* [INFORMATION]:
=======

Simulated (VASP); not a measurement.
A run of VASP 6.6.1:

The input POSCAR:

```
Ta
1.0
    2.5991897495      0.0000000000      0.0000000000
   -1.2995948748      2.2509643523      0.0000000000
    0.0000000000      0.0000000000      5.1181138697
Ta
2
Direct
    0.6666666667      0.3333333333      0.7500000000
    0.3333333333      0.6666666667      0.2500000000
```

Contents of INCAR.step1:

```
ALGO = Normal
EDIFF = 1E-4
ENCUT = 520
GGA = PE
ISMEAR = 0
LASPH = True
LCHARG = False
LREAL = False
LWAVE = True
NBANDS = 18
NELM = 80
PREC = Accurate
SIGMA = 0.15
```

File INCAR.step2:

=======

* [REQUIREMENT]: Word for word, repeat the records above.

* [RESPONSE BOX]:
Simulated (VASP); not a measurement.
A run of VASP 6.6.1:

The input POSCAR:

```
Ta
1.0
    2.5991897495      0.0000000000      0.0000000000
   -1.2995948748      2.2509643523      0.0000000000
    0.0000000000      0.0000000000      5.1181138697
Ta
2
Direct
    0.6666666667      0.3333333333      0.7500000000
    0.3333333333      0.6666666667      0.2500000000
```

Contents of INCAR.step1:

```
ALGO = Normal
EDIFF = 1E-4
ENCUT = 520
GGA = PE
ISMEAR = 0
LASPH = True
LCHARG = False
LREAL = False
LWAVE = True
NBANDS = 18
NELM = 80
PREC = Accurate
SIGMA = 0.15
```

File INCAR.step2:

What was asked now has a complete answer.